Repeat the lines below exactly as written, please, from the line with "cell | 39 | 39 |" to the line with "cause wasn't traced.", both lines included, and no others.

** Opening Provided material block **

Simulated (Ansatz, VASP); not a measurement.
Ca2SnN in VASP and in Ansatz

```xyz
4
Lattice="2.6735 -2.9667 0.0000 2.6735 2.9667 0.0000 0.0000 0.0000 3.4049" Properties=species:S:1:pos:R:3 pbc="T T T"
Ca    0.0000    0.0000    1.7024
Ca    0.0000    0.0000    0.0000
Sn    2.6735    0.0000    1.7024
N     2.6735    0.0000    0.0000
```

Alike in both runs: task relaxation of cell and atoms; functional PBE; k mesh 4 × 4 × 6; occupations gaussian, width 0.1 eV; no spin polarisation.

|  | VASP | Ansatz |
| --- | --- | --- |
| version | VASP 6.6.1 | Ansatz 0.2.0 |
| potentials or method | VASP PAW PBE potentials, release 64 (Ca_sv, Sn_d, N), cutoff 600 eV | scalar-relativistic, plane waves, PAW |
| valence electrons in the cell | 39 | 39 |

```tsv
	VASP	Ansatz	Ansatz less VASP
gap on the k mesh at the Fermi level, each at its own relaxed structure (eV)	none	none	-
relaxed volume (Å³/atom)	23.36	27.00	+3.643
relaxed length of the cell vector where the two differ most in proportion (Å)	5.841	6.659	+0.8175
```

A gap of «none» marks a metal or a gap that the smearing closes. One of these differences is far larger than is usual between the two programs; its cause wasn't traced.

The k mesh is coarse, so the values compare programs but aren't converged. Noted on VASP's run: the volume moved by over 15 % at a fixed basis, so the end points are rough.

** Closing Provided material block **

▸ **Your solution**:
| valence electrons in the cell | 39 | 39 |

```tsv
	VASP	Ansatz	Ansatz less VASP
gap on the k mesh at the Fermi level, each at its own relaxed structure (eV)	none	none	-
relaxed volume (Å³/atom)	23.36	27.00	+3.643
relaxed length of the cell vector where the two differ most in proportion (Å)	5.841	6.659	+0.8175
```

A gap of «none» marks a metal or a gap that the smearing closes. One of these differences is far larger than is usual between the two programs; its cause wasn't traced.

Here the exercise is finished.